- [Assigned task] In the material below, the required lines run from the one containing "Cantera equilibrium calculation" through the one containing "drawn at 1e-9)*". Copy those lines exactly, ends included, and nothing else.

[[ Data excerpts, beginning ]]

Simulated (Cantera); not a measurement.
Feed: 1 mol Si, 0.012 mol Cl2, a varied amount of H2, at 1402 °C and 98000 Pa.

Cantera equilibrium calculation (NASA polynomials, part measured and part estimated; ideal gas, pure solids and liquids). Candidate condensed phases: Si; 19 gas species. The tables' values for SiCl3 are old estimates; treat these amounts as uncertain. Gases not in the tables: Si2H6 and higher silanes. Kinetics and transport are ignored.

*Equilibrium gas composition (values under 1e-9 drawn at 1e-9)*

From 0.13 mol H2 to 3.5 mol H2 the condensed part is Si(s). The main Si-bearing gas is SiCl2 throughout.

[[ Data excerpts, end ]]

- [Response area]
Cantera equilibrium calculation (NASA polynomials, part measured and part estimated; ideal gas, pure solids and liquids). Candidate condensed phases: Si; 19 gas species. The tables' values for SiCl3 are old estimates; treat these amounts as uncertain. Gases not in the tables: Si2H6 and higher silanes. Kinetics and transport are ignored.

*Equilibrium gas composition (values under 1e-9 drawn at 1e-9)*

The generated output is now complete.